Supplied records: Begin

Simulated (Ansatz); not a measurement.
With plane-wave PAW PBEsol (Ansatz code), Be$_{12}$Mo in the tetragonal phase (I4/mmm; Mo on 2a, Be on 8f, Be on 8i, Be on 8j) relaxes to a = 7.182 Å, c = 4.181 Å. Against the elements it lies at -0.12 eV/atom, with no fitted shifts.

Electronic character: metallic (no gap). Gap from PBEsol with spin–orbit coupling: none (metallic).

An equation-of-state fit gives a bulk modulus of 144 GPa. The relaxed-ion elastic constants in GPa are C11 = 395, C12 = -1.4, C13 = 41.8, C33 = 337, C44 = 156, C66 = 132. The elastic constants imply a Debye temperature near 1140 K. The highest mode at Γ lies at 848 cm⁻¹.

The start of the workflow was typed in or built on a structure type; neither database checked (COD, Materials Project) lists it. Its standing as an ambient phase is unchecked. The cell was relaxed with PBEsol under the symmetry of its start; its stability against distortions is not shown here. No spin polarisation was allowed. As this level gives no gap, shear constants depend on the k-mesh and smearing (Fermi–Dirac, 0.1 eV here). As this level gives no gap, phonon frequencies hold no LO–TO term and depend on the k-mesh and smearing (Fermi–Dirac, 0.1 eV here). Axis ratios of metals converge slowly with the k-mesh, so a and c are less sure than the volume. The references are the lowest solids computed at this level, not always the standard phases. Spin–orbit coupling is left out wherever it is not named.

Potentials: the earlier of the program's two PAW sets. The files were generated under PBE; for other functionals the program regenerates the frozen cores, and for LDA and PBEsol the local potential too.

Supplied records: End

● **Task item**: Please transcribe exactly the lines above from the line that has "With plane-wave PAW" up to and including the line that has "Electronic character: metallic"; no other line belongs in the answer.

● **Answer box**:
With plane-wave PAW PBEsol (Ansatz code), Be$_{12}$Mo in the tetragonal phase (I4/mmm; Mo on 2a, Be on 8f, Be on 8i, Be on 8j) relaxes to a = 7.182 Å, c = 4.181 Å. Against the elements it lies at -0.12 eV/atom, with no fitted shifts.

Electronic character: metallic (no gap). Gap from PBEsol with spin–orbit coupling: none (metallic).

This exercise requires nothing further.